**Data extract**
##########
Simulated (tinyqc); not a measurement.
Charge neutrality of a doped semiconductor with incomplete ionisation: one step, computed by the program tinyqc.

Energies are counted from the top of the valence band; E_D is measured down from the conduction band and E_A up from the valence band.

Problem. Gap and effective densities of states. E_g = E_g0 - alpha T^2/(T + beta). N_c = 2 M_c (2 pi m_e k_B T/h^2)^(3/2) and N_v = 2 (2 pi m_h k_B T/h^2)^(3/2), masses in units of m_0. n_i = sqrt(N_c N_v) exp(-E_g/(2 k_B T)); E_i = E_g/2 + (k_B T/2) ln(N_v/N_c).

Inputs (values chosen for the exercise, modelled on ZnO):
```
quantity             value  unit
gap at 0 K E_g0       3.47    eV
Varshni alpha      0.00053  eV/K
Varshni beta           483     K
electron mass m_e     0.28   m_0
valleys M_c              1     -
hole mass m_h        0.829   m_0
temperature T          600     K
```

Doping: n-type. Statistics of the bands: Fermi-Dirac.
##########

Reproduce all data above, unchanged.

**Response box**
Simulated (tinyqc); not a measurement.
Charge neutrality of a doped semiconductor with incomplete ionisation: one step, computed by the program tinyqc.

Energies are counted from the top of the valence band; E_D is measured down from the conduction band and E_A up from the valence band.

Problem. Gap and effective densities of states. E_g = E_g0 - alpha T^2/(T + beta). N_c = 2 M_c (2 pi m_e k_B T/h^2)^(3/2) and N_v = 2 (2 pi m_h k_B T/h^2)^(3/2), masses in units of m_0. n_i = sqrt(N_c N_v) exp(-E_g/(2 k_B T)); E_i = E_g/2 + (k_B T/2) ln(N_v/N_c).

Inputs (values chosen for the exercise, modelled on ZnO):
```
quantity             value  unit
gap at 0 K E_g0       3.47    eV
Varshni alpha      0.00053  eV/K
Varshni beta           483     K
electron mass m_e     0.28   m_0
valleys M_c              1     -
hole mass m_h        0.829   m_0
temperature T          600     K
```

Doping: n-type. Statistics of the bands: Fermi-Dirac.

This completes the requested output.